==== AVAILABLE DATA ====

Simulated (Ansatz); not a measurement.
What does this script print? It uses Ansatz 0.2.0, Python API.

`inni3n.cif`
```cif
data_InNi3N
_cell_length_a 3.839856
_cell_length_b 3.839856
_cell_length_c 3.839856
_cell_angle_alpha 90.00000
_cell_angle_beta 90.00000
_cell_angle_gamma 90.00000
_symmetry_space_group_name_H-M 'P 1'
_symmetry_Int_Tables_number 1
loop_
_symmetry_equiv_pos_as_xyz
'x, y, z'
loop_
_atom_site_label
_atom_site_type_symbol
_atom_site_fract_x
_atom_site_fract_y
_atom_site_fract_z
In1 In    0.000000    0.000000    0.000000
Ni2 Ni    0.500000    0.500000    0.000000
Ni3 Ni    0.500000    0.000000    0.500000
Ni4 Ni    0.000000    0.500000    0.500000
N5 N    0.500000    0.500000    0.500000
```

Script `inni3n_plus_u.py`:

====

Retype the data in full and match it exactly.

> _EXERCISE OUTPUT_:
Simulated (Ansatz); not a measurement.
What does this script print? It uses Ansatz 0.2.0, Python API.

`inni3n.cif`
```cif
data_InNi3N
_cell_length_a 3.839856
_cell_length_b 3.839856
_cell_length_c 3.839856
_cell_angle_alpha 90.00000
_cell_angle_beta 90.00000
_cell_angle_gamma 90.00000
_symmetry_space_group_name_H-M 'P 1'
_symmetry_Int_Tables_number 1
loop_
_symmetry_equiv_pos_as_xyz
'x, y, z'
loop_
_atom_site_label
_atom_site_type_symbol
_atom_site_fract_x
_atom_site_fract_y
_atom_site_fract_z
In1 In    0.000000    0.000000    0.000000
Ni2 Ni    0.500000    0.500000    0.000000
Ni3 Ni    0.500000    0.000000    0.500000
Ni4 Ni    0.000000    0.500000    0.500000
N5 N    0.500000    0.500000    0.500000
```

Script `inni3n_plus_u.py`:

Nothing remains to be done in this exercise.